#### [ACTION ITEM]
The answer should consist solely of the lines from the first one below through the line containing "Cantera's kinetic-theory transport", copied exactly.

#### [RECORDED INFORMATION]
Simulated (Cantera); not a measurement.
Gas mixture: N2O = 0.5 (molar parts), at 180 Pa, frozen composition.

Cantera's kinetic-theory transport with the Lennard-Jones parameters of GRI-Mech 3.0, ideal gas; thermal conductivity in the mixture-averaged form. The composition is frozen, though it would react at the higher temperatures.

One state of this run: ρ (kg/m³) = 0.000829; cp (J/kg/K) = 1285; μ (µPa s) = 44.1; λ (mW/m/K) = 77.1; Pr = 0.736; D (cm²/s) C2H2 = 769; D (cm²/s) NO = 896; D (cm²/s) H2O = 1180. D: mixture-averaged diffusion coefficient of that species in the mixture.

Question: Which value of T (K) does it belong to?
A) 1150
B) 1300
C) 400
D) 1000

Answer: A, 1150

#### [RESPONSE]
Simulated (Cantera); not a measurement.
Gas mixture: N2O = 0.5 (molar parts), at 180 Pa, frozen composition.

Cantera's kinetic-theory transport with the Lennard-Jones parameters of GRI-Mech 3.0, ideal gas; thermal conductivity in the mixture-averaged form. The composition is frozen, though it would react at the higher temperatures.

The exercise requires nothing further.